### Activity:
Give the lines of the material verbatim, from the first line to the line with "The isomers come", including both.

***** Supplied data *****
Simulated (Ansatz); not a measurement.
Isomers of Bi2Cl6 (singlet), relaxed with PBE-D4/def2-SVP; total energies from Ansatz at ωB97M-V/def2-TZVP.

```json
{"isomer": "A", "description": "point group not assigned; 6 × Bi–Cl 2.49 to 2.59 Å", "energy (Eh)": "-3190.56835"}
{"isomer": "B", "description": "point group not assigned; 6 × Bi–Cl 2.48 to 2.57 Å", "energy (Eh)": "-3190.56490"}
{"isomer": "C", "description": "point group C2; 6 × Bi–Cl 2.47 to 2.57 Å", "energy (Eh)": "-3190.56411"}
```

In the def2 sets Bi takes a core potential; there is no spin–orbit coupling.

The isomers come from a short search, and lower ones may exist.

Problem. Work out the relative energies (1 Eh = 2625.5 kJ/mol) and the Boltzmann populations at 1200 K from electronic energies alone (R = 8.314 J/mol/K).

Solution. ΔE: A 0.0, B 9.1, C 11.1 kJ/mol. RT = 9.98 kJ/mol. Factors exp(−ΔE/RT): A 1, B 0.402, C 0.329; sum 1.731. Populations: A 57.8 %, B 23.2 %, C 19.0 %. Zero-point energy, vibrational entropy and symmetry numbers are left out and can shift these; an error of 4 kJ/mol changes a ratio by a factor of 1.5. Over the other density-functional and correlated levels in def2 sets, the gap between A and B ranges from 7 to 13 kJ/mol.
*****

### Exercise answer:
Simulated (Ansatz); not a measurement.
Isomers of Bi2Cl6 (singlet), relaxed with PBE-D4/def2-SVP; total energies from Ansatz at ωB97M-V/def2-TZVP.

```json
{"isomer": "A", "description": "point group not assigned; 6 × Bi–Cl 2.49 to 2.59 Å", "energy (Eh)": "-3190.56835"}
{"isomer": "B", "description": "point group not assigned; 6 × Bi–Cl 2.48 to 2.57 Å", "energy (Eh)": "-3190.56490"}
{"isomer": "C", "description": "point group C2; 6 × Bi–Cl 2.47 to 2.57 Å", "energy (Eh)": "-3190.56411"}
```

In the def2 sets Bi takes a core potential; there is no spin–orbit coupling.

The isomers come from a short search, and lower ones may exist.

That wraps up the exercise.